Extracted information:
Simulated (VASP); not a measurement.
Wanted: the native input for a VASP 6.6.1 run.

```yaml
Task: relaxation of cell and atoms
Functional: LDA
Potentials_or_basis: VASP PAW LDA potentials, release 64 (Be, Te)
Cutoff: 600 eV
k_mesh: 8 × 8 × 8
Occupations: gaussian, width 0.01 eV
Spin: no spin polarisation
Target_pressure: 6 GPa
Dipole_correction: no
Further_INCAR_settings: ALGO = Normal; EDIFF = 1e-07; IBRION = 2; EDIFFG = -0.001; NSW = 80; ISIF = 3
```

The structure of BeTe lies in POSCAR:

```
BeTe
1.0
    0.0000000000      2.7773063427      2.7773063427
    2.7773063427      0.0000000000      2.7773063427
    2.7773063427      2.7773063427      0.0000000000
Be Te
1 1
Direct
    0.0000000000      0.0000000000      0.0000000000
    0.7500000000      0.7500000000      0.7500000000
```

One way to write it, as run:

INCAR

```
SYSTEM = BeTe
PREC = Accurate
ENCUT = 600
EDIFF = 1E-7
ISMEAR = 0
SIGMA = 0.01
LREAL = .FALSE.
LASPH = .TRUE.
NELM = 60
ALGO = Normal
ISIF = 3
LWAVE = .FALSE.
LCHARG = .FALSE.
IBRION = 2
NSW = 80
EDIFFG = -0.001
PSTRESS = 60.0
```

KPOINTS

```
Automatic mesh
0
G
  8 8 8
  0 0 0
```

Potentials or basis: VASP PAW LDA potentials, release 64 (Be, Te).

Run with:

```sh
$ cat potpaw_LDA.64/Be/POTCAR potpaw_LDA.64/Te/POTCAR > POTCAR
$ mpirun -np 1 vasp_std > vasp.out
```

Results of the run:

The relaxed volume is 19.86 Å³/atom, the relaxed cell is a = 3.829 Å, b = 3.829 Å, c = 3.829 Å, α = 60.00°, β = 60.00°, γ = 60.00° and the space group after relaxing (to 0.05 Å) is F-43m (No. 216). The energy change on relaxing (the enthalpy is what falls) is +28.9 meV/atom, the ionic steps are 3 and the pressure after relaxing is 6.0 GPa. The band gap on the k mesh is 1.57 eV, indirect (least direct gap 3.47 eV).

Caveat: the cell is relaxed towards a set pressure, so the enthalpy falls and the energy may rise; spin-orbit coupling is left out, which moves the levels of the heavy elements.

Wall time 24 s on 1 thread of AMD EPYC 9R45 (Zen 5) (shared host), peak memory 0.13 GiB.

Assigned task:
For this exercise, repeat exactly the lines of the data above from the one with "Potentials or basis: VASP" down to the one with "Caveat: the cell", both end lines included.

Exercise solution:
Potentials or basis: VASP PAW LDA potentials, release 64 (Be, Te).

Run with:

```sh
$ cat potpaw_LDA.64/Be/POTCAR potpaw_LDA.64/Te/POTCAR > POTCAR
$ mpirun -np 1 vasp_std > vasp.out
```

Results of the run:

The relaxed volume is 19.86 Å³/atom, the relaxed cell is a = 3.829 Å, b = 3.829 Å, c = 3.829 Å, α = 60.00°, β = 60.00°, γ = 60.00° and the space group after relaxing (to 0.05 Å) is F-43m (No. 216). The energy change on relaxing (the enthalpy is what falls) is +28.9 meV/atom, the ionic steps are 3 and the pressure after relaxing is 6.0 GPa. The band gap on the k mesh is 1.57 eV, indirect (least direct gap 3.47 eV).

Caveat: the cell is relaxed towards a set pressure, so the enthalpy falls and the energy may rise; spin-orbit coupling is left out, which moves the levels of the heavy elements.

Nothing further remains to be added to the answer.